▶ Data extracts:
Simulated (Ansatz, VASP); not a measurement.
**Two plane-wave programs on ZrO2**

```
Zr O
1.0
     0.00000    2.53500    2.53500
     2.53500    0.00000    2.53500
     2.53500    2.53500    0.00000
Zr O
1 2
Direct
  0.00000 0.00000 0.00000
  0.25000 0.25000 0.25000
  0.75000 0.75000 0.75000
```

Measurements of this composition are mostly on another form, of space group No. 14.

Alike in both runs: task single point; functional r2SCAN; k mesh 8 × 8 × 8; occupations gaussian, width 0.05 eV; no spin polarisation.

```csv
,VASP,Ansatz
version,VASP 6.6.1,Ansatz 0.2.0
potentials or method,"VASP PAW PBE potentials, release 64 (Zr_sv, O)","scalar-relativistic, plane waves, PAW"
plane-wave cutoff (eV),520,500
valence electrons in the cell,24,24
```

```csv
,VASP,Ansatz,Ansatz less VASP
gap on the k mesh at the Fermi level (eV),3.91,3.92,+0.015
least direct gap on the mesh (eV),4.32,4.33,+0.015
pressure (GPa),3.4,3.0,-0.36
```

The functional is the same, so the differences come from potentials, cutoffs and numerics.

▶ Required action:
Nothing added, nothing dropped: copy the data above.

▶ Exercise response:
Simulated (Ansatz, VASP); not a measurement.
**Two plane-wave programs on ZrO2**

```
Zr O
1.0
     0.00000    2.53500    2.53500
     2.53500    0.00000    2.53500
     2.53500    2.53500    0.00000
Zr O
1 2
Direct
  0.00000 0.00000 0.00000
  0.25000 0.25000 0.25000
  0.75000 0.75000 0.75000
```

Measurements of this composition are mostly on another form, of space group No. 14.

Alike in both runs: task single point; functional r2SCAN; k mesh 8 × 8 × 8; occupations gaussian, width 0.05 eV; no spin polarisation.

```csv
,VASP,Ansatz
version,VASP 6.6.1,Ansatz 0.2.0
potentials or method,"VASP PAW PBE potentials, release 64 (Zr_sv, O)","scalar-relativistic, plane waves, PAW"
plane-wave cutoff (eV),520,500
valence electrons in the cell,24,24
```

```csv
,VASP,Ansatz,Ansatz less VASP
gap on the k mesh at the Fermi level (eV),3.91,3.92,+0.015
least direct gap on the mesh (eV),4.32,4.33,+0.015
pressure (GPa),3.4,3.0,-0.36
```

The functional is the same, so the differences come from potentials, cutoffs and numerics.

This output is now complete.